## Exercise
Entries follow. Give back exactly the lines starting at the one containing "Stack: MOS inversion" and ending at the one containing "Constants are typed, rounded", and no other lines.

[Records supplied Boundary: Start]

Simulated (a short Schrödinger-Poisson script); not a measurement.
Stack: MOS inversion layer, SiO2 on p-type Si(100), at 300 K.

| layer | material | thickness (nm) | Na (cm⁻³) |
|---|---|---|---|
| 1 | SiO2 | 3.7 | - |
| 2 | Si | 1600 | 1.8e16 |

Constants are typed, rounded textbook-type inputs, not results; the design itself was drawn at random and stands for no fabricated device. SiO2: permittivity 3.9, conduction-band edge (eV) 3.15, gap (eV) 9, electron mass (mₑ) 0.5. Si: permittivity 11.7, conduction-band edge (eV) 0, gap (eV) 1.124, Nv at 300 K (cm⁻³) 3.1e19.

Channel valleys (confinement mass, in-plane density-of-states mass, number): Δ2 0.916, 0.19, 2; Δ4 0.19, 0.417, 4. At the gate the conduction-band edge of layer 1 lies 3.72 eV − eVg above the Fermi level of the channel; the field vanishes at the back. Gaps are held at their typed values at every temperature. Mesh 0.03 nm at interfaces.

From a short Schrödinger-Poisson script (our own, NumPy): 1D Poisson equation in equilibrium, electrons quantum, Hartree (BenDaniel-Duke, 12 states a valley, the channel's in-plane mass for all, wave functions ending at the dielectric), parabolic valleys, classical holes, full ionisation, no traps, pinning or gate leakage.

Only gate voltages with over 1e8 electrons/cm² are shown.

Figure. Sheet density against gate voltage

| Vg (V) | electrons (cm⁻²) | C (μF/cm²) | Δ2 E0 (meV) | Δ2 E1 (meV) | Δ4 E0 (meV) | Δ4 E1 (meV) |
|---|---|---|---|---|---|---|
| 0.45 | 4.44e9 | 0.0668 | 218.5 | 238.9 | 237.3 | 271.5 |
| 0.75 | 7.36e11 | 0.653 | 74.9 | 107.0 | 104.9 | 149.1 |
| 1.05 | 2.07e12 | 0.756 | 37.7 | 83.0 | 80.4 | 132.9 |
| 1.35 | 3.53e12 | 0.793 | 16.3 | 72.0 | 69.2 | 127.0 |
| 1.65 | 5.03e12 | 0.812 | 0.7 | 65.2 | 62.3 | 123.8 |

[Records supplied Boundary: End]

## Response area
Stack: MOS inversion layer, SiO2 on p-type Si(100), at 300 K.

| layer | material | thickness (nm) | Na (cm⁻³) |
|---|---|---|---|
| 1 | SiO2 | 3.7 | - |
| 2 | Si | 1600 | 1.8e16 |

Constants are typed, rounded textbook-type inputs, not results; the design itself was drawn at random and stands for no fabricated device. SiO2: permittivity 3.9, conduction-band edge (eV) 3.15, gap (eV) 9, electron mass (mₑ) 0.5. Si: permittivity 11.7, conduction-band edge (eV) 0, gap (eV) 1.124, Nv at 300 K (cm⁻³) 3.1e19.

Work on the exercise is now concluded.